--*--

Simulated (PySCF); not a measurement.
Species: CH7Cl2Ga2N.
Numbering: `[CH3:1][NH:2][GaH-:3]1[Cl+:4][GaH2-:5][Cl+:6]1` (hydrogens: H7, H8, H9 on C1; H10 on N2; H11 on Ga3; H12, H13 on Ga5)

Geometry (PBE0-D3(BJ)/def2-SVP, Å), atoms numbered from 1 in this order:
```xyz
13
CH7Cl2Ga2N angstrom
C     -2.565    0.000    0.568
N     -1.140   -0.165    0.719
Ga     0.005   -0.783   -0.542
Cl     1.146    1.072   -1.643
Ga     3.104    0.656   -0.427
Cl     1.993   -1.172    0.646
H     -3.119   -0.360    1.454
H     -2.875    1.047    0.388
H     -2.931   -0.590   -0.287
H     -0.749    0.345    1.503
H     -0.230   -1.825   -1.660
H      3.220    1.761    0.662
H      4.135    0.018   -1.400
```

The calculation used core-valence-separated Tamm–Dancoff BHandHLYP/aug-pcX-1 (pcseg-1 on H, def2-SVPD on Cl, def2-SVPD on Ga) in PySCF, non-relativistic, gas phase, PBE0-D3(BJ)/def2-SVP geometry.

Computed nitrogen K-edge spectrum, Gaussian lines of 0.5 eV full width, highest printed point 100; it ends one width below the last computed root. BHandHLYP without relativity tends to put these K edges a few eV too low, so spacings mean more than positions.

--*--

ACTION ITEM: Reproduce the lines of the entries above from the one with "H13 on Ga5)" to the one with "The calculation used", both included, exactly and without any other line.

RESULT:
Numbering: `[CH3:1][NH:2][GaH-:3]1[Cl+:4][GaH2-:5][Cl+:6]1` (hydrogens: H7, H8, H9 on C1; H10 on N2; H11 on Ga3; H12, H13 on Ga5)

Geometry (PBE0-D3(BJ)/def2-SVP, Å), atoms numbered from 1 in this order:
```xyz
13
CH7Cl2Ga2N angstrom
C     -2.565    0.000    0.568
N     -1.140   -0.165    0.719
Ga     0.005   -0.783   -0.542
Cl     1.146    1.072   -1.643
Ga     3.104    0.656   -0.427
Cl     1.993   -1.172    0.646
H     -3.119   -0.360    1.454
H     -2.875    1.047    0.388
H     -2.931   -0.590   -0.287
H     -0.749    0.345    1.503
H     -0.230   -1.825   -1.660
H      3.220    1.761    0.662
H      4.135    0.018   -1.400
```

The calculation used core-valence-separated Tamm–Dancoff BHandHLYP/aug-pcX-1 (pcseg-1 on H, def2-SVPD on Cl, def2-SVPD on Ga) in PySCF, non-relativistic, gas phase, PBE0-D3(BJ)/def2-SVP geometry.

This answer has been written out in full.